= = = = = = =
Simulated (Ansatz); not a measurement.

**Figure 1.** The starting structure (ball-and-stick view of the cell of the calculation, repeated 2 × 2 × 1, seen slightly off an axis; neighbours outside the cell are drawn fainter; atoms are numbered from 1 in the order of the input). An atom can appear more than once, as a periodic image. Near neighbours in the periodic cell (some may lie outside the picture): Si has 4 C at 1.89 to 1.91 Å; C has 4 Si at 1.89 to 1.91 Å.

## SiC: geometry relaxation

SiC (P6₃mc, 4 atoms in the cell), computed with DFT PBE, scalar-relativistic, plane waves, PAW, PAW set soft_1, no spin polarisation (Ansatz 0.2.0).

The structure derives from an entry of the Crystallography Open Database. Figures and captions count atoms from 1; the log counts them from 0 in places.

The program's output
= = = = = = =

Requirement ->
Lines from the start of the material above through the line containing "SiC (P6₃mc, 4" are to be duplicated exactly, and only those.

Answer area ->
Simulated (Ansatz); not a measurement.

**Figure 1.** The starting structure (ball-and-stick view of the cell of the calculation, repeated 2 × 2 × 1, seen slightly off an axis; neighbours outside the cell are drawn fainter; atoms are numbered from 1 in the order of the input). An atom can appear more than once, as a periodic image. Near neighbours in the periodic cell (some may lie outside the picture): Si has 4 C at 1.89 to 1.91 Å; C has 4 Si at 1.89 to 1.91 Å.

## SiC: geometry relaxation

SiC (P6₃mc, 4 atoms in the cell), computed with DFT PBE, scalar-relativistic, plane waves, PAW, PAW set soft_1, no spin polarisation (Ansatz 0.2.0).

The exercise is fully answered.